* **WORK REQUEST**: The line containing "Ansatz 0.2.0 |" marks the end: output every line of the data up to it, and that line too, exactly as written.

--------------------

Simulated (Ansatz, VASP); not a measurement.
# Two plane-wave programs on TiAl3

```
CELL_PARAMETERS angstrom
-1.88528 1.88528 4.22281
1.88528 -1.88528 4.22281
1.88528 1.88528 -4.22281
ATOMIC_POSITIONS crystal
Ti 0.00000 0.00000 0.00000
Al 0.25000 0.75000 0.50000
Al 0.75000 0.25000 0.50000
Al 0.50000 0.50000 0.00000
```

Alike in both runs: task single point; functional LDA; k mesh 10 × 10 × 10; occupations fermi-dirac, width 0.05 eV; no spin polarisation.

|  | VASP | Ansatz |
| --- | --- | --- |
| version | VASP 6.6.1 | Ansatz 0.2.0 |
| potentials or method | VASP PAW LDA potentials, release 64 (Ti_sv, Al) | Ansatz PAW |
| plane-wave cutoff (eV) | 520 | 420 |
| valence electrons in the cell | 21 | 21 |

--------------------

* **WRITTEN ANSWER**:
Simulated (Ansatz, VASP); not a measurement.
# Two plane-wave programs on TiAl3

```
CELL_PARAMETERS angstrom
-1.88528 1.88528 4.22281
1.88528 -1.88528 4.22281
1.88528 1.88528 -4.22281
ATOMIC_POSITIONS crystal
Ti 0.00000 0.00000 0.00000
Al 0.25000 0.75000 0.50000
Al 0.75000 0.25000 0.50000
Al 0.50000 0.50000 0.00000
```

Alike in both runs: task single point; functional LDA; k mesh 10 × 10 × 10; occupations fermi-dirac, width 0.05 eV; no spin polarisation.

|  | VASP | Ansatz |
| --- | --- | --- |
| version | VASP 6.6.1 | Ansatz 0.2.0 |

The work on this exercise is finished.